→ BRIEF:
Using the listing below, print exactly everything from the line with "Aim: the single point of CO2 with PBE+D3(BJ)." down to the line with "### Step 1. The cell of the first run", both included, and nothing more.

◆ ◆ ◆ ◆

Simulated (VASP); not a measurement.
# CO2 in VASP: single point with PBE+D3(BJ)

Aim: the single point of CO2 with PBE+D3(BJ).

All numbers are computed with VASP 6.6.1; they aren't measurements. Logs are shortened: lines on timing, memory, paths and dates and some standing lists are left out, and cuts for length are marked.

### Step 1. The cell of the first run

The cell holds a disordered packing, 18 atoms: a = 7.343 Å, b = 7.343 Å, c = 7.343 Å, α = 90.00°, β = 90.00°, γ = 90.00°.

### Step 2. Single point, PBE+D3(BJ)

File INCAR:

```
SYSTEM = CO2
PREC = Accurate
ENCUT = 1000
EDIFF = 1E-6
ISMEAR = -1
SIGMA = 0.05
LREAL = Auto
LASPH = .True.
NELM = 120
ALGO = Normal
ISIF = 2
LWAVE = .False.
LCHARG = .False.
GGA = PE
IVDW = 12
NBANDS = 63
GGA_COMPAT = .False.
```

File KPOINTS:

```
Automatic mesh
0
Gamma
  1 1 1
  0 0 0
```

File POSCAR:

◆ ◆ ◆ ◆

→ EXERCISE OUTPUT:
Aim: the single point of CO2 with PBE+D3(BJ).

All numbers are computed with VASP 6.6.1; they aren't measurements. Logs are shortened: lines on timing, memory, paths and dates and some standing lists are left out, and cuts for length are marked.

### Step 1. The cell of the first run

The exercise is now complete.